**Study material**:
--------------------------------

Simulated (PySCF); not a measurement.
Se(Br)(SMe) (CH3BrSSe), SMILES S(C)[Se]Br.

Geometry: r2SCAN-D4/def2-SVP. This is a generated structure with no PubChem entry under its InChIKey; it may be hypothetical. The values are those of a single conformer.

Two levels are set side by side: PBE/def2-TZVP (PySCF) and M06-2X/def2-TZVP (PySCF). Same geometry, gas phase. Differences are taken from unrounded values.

--------------------------------

**Requirement**:
All of the entries must be quoted exactly; please include each one.

**Reply**:
Simulated (PySCF); not a measurement.
Se(Br)(SMe) (CH3BrSSe), SMILES S(C)[Se]Br.

Geometry: r2SCAN-D4/def2-SVP. This is a generated structure with no PubChem entry under its InChIKey; it may be hypothetical. The values are those of a single conformer.

Two levels are set side by side: PBE/def2-TZVP (PySCF) and M06-2X/def2-TZVP (PySCF). Same geometry, gas phase. Differences are taken from unrounded values.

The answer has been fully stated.